> **ASSIGNED TASK**
I need all the entries repeated exactly as written.

> **DATA EXTRACTS**

[Start of Attachment]

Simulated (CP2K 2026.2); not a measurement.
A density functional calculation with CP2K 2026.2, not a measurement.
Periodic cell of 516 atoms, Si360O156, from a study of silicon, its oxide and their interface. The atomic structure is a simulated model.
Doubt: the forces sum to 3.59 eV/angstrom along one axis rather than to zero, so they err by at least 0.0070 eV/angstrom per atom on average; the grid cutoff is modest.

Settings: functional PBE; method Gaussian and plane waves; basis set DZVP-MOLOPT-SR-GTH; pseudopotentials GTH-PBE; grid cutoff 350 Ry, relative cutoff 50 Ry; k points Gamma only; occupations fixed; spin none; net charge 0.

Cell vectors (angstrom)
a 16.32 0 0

[End of Attachment]

> **ANSWER BOX**
Simulated (CP2K 2026.2); not a measurement.
A density functional calculation with CP2K 2026.2, not a measurement.
Periodic cell of 516 atoms, Si360O156, from a study of silicon, its oxide and their interface. The atomic structure is a simulated model.
Doubt: the forces sum to 3.59 eV/angstrom along one axis rather than to zero, so they err by at least 0.0070 eV/angstrom per atom on average; the grid cutoff is modest.

Settings: functional PBE; method Gaussian and plane waves; basis set DZVP-MOLOPT-SR-GTH; pseudopotentials GTH-PBE; grid cutoff 350 Ry, relative cutoff 50 Ry; k points Gamma only; occupations fixed; spin none; net charge 0.

Cell vectors (angstrom)
a 16.32 0 0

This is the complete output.